- _Dataset records_
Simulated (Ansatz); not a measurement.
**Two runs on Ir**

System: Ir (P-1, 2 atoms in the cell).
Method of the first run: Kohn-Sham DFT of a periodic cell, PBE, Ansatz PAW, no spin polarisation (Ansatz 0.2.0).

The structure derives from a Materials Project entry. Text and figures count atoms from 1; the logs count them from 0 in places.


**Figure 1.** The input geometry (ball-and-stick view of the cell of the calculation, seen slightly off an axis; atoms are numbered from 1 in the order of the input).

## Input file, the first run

- _Brief_
Take the material above and reproduce it word for word.

- _Task output_
Simulated (Ansatz); not a measurement.
**Two runs on Ir**

System: Ir (P-1, 2 atoms in the cell).
Method of the first run: Kohn-Sham DFT of a periodic cell, PBE, Ansatz PAW, no spin polarisation (Ansatz 0.2.0).

The structure derives from a Materials Project entry. Text and figures count atoms from 1; the logs count them from 0 in places.


**Figure 1.** The input geometry (ball-and-stick view of the cell of the calculation, seen slightly off an axis; atoms are numbered from 1 in the order of the input).

## Input file, the first run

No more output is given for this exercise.